■ Required action: Would you set down the data below exactly as shown?

■ Input data:
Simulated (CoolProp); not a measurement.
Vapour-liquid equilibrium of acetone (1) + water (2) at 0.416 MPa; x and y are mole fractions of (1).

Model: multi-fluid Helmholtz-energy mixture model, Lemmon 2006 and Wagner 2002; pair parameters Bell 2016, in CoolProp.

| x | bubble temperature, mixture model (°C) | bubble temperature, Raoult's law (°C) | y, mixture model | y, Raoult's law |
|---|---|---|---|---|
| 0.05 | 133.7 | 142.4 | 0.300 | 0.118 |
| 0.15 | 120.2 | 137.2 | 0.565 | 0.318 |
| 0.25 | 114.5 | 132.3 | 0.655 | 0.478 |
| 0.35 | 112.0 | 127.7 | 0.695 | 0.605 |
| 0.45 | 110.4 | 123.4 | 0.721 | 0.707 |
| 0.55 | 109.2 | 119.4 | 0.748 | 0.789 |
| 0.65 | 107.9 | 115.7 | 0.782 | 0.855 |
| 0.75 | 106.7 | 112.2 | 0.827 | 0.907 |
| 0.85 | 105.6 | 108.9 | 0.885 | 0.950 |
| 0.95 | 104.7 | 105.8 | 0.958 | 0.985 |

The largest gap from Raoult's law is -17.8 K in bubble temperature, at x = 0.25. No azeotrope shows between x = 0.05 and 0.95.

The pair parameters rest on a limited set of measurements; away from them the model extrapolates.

■ Exercise solution:
Simulated (CoolProp); not a measurement.
Vapour-liquid equilibrium of acetone (1) + water (2) at 0.416 MPa; x and y are mole fractions of (1).

Model: multi-fluid Helmholtz-energy mixture model, Lemmon 2006 and Wagner 2002; pair parameters Bell 2016, in CoolProp.

| x | bubble temperature, mixture model (°C) | bubble temperature, Raoult's law (°C) | y, mixture model | y, Raoult's law |
|---|---|---|---|---|
| 0.05 | 133.7 | 142.4 | 0.300 | 0.118 |
| 0.15 | 120.2 | 137.2 | 0.565 | 0.318 |
| 0.25 | 114.5 | 132.3 | 0.655 | 0.478 |
| 0.35 | 112.0 | 127.7 | 0.695 | 0.605 |
| 0.45 | 110.4 | 123.4 | 0.721 | 0.707 |
| 0.55 | 109.2 | 119.4 | 0.748 | 0.789 |
| 0.65 | 107.9 | 115.7 | 0.782 | 0.855 |
| 0.75 | 106.7 | 112.2 | 0.827 | 0.907 |
| 0.85 | 105.6 | 108.9 | 0.885 | 0.950 |
| 0.95 | 104.7 | 105.8 | 0.958 | 0.985 |

The largest gap from Raoult's law is -17.8 K in bubble temperature, at x = 0.25. No azeotrope shows between x = 0.05 and 0.95.

The pair parameters rest on a limited set of measurements; away from them the model extrapolates.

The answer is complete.